═════ STORED DATA

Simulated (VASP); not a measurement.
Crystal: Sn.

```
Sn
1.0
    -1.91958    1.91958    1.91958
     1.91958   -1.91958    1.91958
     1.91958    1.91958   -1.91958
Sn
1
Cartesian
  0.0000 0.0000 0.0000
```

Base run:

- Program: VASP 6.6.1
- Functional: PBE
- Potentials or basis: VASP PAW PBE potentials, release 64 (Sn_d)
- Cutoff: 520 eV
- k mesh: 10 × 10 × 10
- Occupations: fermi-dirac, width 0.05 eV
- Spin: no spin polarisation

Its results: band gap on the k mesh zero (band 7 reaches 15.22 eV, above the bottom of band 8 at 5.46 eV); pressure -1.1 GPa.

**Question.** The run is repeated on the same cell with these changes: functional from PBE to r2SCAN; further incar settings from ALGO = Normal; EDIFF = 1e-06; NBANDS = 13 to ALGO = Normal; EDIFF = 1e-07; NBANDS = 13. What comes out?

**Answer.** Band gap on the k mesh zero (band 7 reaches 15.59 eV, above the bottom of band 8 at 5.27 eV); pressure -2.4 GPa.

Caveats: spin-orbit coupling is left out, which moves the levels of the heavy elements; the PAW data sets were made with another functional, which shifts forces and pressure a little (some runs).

══════════

ASSIGNMENT
Every record above is to be transcribed exactly as written.

RESPONSE AREA
Simulated (VASP); not a measurement.
Crystal: Sn.

```
Sn
1.0
    -1.91958    1.91958    1.91958
     1.91958   -1.91958    1.91958
     1.91958    1.91958   -1.91958
Sn
1
Cartesian
  0.0000 0.0000 0.0000
```

Base run:

- Program: VASP 6.6.1
- Functional: PBE
- Potentials or basis: VASP PAW PBE potentials, release 64 (Sn_d)
- Cutoff: 520 eV
- k mesh: 10 × 10 × 10
- Occupations: fermi-dirac, width 0.05 eV
- Spin: no spin polarisation

Its results: band gap on the k mesh zero (band 7 reaches 15.22 eV, above the bottom of band 8 at 5.46 eV); pressure -1.1 GPa.

**Question.** The run is repeated on the same cell with these changes: functional from PBE to r2SCAN; further incar settings from ALGO = Normal; EDIFF = 1e-06; NBANDS = 13 to ALGO = Normal; EDIFF = 1e-07; NBANDS = 13. What comes out?

**Answer.** Band gap on the k mesh zero (band 7 reaches 15.59 eV, above the bottom of band 8 at 5.27 eV); pressure -2.4 GPa.

Caveats: spin-orbit coupling is left out, which moves the levels of the heavy elements; the PAW data sets were made with another functional, which shifts forces and pressure a little (some runs).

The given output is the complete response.